- [Work request]:
Please write out exactly the lines of the data below from the line holding "10%, H7 10% |" through the line holding "ε(HOMO) = -8.60", and leave out the rest.

Top of Data supplied

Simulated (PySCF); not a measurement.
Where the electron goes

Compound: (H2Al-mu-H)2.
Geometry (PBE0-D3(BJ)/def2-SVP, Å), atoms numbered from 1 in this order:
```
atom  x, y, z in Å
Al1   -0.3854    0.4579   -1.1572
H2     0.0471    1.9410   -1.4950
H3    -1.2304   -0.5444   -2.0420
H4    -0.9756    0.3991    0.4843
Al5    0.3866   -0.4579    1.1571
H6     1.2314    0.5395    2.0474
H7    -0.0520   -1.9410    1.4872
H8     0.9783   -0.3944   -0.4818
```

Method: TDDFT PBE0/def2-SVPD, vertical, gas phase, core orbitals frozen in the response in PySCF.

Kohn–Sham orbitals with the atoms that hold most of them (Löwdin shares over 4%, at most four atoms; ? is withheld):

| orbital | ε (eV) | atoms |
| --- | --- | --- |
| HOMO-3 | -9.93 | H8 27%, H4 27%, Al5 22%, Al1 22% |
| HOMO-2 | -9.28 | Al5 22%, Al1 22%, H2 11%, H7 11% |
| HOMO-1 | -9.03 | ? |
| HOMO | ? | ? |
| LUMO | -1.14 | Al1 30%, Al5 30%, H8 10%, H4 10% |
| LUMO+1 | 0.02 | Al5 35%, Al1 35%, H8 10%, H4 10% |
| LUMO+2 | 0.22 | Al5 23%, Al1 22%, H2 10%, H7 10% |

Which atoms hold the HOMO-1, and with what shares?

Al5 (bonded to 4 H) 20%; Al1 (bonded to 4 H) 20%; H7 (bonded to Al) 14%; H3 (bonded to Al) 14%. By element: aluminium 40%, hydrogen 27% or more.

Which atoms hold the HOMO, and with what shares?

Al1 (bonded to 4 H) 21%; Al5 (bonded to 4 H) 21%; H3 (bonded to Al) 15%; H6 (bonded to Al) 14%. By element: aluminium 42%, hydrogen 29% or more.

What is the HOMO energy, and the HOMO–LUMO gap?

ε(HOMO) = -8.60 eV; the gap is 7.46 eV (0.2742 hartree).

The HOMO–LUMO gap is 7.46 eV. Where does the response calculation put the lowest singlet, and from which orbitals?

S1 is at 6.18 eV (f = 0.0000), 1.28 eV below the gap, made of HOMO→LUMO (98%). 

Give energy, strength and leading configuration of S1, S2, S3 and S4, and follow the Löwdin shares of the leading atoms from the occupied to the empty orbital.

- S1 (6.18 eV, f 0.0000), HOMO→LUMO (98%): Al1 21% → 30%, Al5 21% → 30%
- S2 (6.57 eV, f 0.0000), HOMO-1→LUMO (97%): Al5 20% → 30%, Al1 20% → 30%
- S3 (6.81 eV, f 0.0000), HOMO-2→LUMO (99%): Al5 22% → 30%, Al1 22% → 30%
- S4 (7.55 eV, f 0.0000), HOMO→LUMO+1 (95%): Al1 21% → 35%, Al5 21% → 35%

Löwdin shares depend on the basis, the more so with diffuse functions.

Bottom of Data supplied

- [Task response]:
| LUMO+2 | 0.22 | Al5 23%, Al1 22%, H2 10%, H7 10% |

Which atoms hold the HOMO-1, and with what shares?

Al5 (bonded to 4 H) 20%; Al1 (bonded to 4 H) 20%; H7 (bonded to Al) 14%; H3 (bonded to Al) 14%. By element: aluminium 40%, hydrogen 27% or more.

Which atoms hold the HOMO, and with what shares?

Al1 (bonded to 4 H) 21%; Al5 (bonded to 4 H) 21%; H3 (bonded to Al) 15%; H6 (bonded to Al) 14%. By element: aluminium 42%, hydrogen 29% or more.

What is the HOMO energy, and the HOMO–LUMO gap?

ε(HOMO) = -8.60 eV; the gap is 7.46 eV (0.2742 hartree).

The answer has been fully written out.